* REQUIREMENT: Return the entire listing, word for word.

+ + + + +
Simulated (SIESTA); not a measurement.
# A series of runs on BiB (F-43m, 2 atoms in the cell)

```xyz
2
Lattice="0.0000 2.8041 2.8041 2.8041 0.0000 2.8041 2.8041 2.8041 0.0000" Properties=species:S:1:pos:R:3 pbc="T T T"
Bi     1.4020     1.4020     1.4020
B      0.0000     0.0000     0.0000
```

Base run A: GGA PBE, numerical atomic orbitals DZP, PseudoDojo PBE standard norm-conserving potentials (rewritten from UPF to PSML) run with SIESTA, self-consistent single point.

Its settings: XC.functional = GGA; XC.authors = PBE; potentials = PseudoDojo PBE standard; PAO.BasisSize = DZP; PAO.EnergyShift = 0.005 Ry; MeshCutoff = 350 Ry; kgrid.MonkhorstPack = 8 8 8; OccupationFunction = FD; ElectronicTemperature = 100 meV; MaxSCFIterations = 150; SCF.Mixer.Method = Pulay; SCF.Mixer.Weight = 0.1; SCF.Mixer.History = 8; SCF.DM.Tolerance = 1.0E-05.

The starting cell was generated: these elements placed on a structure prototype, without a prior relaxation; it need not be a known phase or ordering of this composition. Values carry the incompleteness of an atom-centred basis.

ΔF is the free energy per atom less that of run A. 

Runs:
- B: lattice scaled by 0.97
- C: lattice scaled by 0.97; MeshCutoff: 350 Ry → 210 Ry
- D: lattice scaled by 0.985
+ + + + +

* YOUR RESPONSE:
Simulated (SIESTA); not a measurement.
# A series of runs on BiB (F-43m, 2 atoms in the cell)

```xyz
2
Lattice="0.0000 2.8041 2.8041 2.8041 0.0000 2.8041 2.8041 2.8041 0.0000" Properties=species:S:1:pos:R:3 pbc="T T T"
Bi     1.4020     1.4020     1.4020
B      0.0000     0.0000     0.0000
```

Base run A: GGA PBE, numerical atomic orbitals DZP, PseudoDojo PBE standard norm-conserving potentials (rewritten from UPF to PSML) run with SIESTA, self-consistent single point.

Its settings: XC.functional = GGA; XC.authors = PBE; potentials = PseudoDojo PBE standard; PAO.BasisSize = DZP; PAO.EnergyShift = 0.005 Ry; MeshCutoff = 350 Ry; kgrid.MonkhorstPack = 8 8 8; OccupationFunction = FD; ElectronicTemperature = 100 meV; MaxSCFIterations = 150; SCF.Mixer.Method = Pulay; SCF.Mixer.Weight = 0.1; SCF.Mixer.History = 8; SCF.DM.Tolerance = 1.0E-05.

The starting cell was generated: these elements placed on a structure prototype, without a prior relaxation; it need not be a known phase or ordering of this composition. Values carry the incompleteness of an atom-centred basis.

ΔF is the free energy per atom less that of run A. 

Runs:
- B: lattice scaled by 0.97
- C: lattice scaled by 0.97; MeshCutoff: 350 Ry → 210 Ry
- D: lattice scaled by 0.985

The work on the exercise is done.